• Work item
Return verbatim every line from the first line of the data below to the line that contains "5.41 | 5.98 |", inclusive, and no further.

• Record set
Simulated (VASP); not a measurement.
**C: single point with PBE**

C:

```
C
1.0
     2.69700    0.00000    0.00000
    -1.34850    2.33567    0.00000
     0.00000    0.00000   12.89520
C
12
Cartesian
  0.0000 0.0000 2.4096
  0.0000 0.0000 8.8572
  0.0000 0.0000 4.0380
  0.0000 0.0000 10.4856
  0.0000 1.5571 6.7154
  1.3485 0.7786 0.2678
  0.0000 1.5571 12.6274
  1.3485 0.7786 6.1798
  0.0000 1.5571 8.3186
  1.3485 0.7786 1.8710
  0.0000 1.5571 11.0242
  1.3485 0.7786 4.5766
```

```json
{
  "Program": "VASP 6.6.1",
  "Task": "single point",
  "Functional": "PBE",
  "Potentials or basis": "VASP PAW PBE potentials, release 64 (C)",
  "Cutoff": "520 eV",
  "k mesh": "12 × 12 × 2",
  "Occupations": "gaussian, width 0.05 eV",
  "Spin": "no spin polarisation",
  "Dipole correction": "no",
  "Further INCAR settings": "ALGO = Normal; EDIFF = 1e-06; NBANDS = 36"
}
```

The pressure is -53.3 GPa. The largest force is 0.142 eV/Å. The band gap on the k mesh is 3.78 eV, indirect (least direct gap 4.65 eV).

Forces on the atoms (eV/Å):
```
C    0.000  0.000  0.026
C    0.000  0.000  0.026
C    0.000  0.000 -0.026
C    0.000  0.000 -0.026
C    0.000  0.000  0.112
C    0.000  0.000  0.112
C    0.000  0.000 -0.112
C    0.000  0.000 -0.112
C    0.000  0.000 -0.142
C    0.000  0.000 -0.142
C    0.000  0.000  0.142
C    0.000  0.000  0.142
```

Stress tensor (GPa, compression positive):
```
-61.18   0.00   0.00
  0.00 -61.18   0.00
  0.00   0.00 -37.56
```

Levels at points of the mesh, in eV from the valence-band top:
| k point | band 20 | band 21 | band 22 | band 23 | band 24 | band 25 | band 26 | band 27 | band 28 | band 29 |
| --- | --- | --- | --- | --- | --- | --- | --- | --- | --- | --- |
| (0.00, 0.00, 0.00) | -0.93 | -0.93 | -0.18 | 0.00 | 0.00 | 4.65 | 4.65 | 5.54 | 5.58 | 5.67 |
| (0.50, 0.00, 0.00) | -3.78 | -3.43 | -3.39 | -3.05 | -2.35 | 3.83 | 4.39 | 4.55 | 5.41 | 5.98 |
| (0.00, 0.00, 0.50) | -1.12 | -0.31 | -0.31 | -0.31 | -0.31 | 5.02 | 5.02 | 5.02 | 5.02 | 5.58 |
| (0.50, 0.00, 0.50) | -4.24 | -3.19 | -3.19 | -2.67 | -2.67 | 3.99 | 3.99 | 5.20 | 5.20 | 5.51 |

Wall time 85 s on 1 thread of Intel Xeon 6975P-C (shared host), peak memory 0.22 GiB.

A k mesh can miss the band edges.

• Task answer
Simulated (VASP); not a measurement.
**C: single point with PBE**

C:

```
C
1.0
     2.69700    0.00000    0.00000
    -1.34850    2.33567    0.00000
     0.00000    0.00000   12.89520
C
12
Cartesian
  0.0000 0.0000 2.4096
  0.0000 0.0000 8.8572
  0.0000 0.0000 4.0380
  0.0000 0.0000 10.4856
  0.0000 1.5571 6.7154
  1.3485 0.7786 0.2678
  0.0000 1.5571 12.6274
  1.3485 0.7786 6.1798
  0.0000 1.5571 8.3186
  1.3485 0.7786 1.8710
  0.0000 1.5571 11.0242
  1.3485 0.7786 4.5766
```

```json
{
  "Program": "VASP 6.6.1",
  "Task": "single point",
  "Functional": "PBE",
  "Potentials or basis": "VASP PAW PBE potentials, release 64 (C)",
  "Cutoff": "520 eV",
  "k mesh": "12 × 12 × 2",
  "Occupations": "gaussian, width 0.05 eV",
  "Spin": "no spin polarisation",
  "Dipole correction": "no",
  "Further INCAR settings": "ALGO = Normal; EDIFF = 1e-06; NBANDS = 36"
}
```

The pressure is -53.3 GPa. The largest force is 0.142 eV/Å. The band gap on the k mesh is 3.78 eV, indirect (least direct gap 4.65 eV).

Forces on the atoms (eV/Å):
```
C    0.000  0.000  0.026
C    0.000  0.000  0.026
C    0.000  0.000 -0.026
C    0.000  0.000 -0.026
C    0.000  0.000  0.112
C    0.000  0.000  0.112
C    0.000  0.000 -0.112
C    0.000  0.000 -0.112
C    0.000  0.000 -0.142
C    0.000  0.000 -0.142
C    0.000  0.000  0.142
C    0.000  0.000  0.142
```

Stress tensor (GPa, compression positive):
```
-61.18   0.00   0.00
  0.00 -61.18   0.00
  0.00   0.00 -37.56
```

Levels at points of the mesh, in eV from the valence-band top:
| k point | band 20 | band 21 | band 22 | band 23 | band 24 | band 25 | band 26 | band 27 | band 28 | band 29 |
| --- | --- | --- | --- | --- | --- | --- | --- | --- | --- | --- |
| (0.00, 0.00, 0.00) | -0.93 | -0.93 | -0.18 | 0.00 | 0.00 | 4.65 | 4.65 | 5.54 | 5.58 | 5.67 |
| (0.50, 0.00, 0.00) | -3.78 | -3.43 | -3.39 | -3.05 | -2.35 | 3.83 | 4.39 | 4.55 | 5.41 | 5.98 |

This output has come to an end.